· · · · ·

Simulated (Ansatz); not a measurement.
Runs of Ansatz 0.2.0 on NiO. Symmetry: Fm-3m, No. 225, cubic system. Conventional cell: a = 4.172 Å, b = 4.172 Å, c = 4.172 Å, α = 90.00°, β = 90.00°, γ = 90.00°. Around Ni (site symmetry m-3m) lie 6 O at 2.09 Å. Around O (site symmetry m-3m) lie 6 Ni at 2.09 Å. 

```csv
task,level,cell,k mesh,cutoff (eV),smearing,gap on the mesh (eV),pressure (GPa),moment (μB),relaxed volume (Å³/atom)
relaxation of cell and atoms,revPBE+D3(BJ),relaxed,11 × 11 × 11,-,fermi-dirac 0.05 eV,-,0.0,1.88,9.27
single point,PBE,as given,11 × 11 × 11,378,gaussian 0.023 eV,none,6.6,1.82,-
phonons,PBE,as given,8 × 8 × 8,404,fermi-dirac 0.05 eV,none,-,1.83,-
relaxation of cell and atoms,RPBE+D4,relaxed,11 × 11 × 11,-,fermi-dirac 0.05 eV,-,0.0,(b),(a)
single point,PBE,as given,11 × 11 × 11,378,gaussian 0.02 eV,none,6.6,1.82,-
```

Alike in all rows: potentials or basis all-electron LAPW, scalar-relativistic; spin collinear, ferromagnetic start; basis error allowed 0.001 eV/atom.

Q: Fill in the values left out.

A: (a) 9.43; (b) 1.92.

· · · · ·

- [Task item]:
The required output is all of the material, word for word.

- [Answer space]:
Simulated (Ansatz); not a measurement.
Runs of Ansatz 0.2.0 on NiO. Symmetry: Fm-3m, No. 225, cubic system. Conventional cell: a = 4.172 Å, b = 4.172 Å, c = 4.172 Å, α = 90.00°, β = 90.00°, γ = 90.00°. Around Ni (site symmetry m-3m) lie 6 O at 2.09 Å. Around O (site symmetry m-3m) lie 6 Ni at 2.09 Å. 

```csv
task,level,cell,k mesh,cutoff (eV),smearing,gap on the mesh (eV),pressure (GPa),moment (μB),relaxed volume (Å³/atom)
relaxation of cell and atoms,revPBE+D3(BJ),relaxed,11 × 11 × 11,-,fermi-dirac 0.05 eV,-,0.0,1.88,9.27
single point,PBE,as given,11 × 11 × 11,378,gaussian 0.023 eV,none,6.6,1.82,-
phonons,PBE,as given,8 × 8 × 8,404,fermi-dirac 0.05 eV,none,-,1.83,-
relaxation of cell and atoms,RPBE+D4,relaxed,11 × 11 × 11,-,fermi-dirac 0.05 eV,-,0.0,(b),(a)
single point,PBE,as given,11 × 11 × 11,378,gaussian 0.02 eV,none,6.6,1.82,-
```

Alike in all rows: potentials or basis all-electron LAPW, scalar-relativistic; spin collinear, ferromagnetic start; basis error allowed 0.001 eV/atom.

Q: Fill in the values left out.

A: (a) 9.43; (b) 1.92.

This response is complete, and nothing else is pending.